• _Required action_: Reproduce the entries shown below only from the line with "VASP | Ansatz |" down to the line with "Answer: gap on", keeping both end lines and copying each one exactly.

*** Input data ***

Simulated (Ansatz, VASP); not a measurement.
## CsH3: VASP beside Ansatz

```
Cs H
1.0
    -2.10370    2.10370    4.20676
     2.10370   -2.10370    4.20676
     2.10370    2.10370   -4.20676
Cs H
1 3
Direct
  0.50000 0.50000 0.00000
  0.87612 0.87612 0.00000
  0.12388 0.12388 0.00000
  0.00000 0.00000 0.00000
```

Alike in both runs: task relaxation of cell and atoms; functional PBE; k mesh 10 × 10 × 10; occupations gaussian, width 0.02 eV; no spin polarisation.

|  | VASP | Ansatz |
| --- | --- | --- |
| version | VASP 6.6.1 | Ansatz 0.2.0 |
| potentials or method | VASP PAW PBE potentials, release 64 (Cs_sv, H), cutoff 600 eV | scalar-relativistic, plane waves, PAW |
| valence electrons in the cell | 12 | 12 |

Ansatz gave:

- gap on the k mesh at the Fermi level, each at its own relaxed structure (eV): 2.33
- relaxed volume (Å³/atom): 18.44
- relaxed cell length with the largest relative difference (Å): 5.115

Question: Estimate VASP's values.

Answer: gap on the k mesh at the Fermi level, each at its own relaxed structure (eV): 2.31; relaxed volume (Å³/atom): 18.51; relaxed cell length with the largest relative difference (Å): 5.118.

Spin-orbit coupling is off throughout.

***

• _Exercise result_:
|  | VASP | Ansatz |
| --- | --- | --- |
| version | VASP 6.6.1 | Ansatz 0.2.0 |
| potentials or method | VASP PAW PBE potentials, release 64 (Cs_sv, H), cutoff 600 eV | scalar-relativistic, plane waves, PAW |
| valence electrons in the cell | 12 | 12 |

Ansatz gave:

- gap on the k mesh at the Fermi level, each at its own relaxed structure (eV): 2.33
- relaxed volume (Å³/atom): 18.44
- relaxed cell length with the largest relative difference (Å): 5.115

Question: Estimate VASP's values.

Answer: gap on the k mesh at the Fermi level, each at its own relaxed structure (eV): 2.31; relaxed volume (Å³/atom): 18.51; relaxed cell length with the largest relative difference (Å): 5.118.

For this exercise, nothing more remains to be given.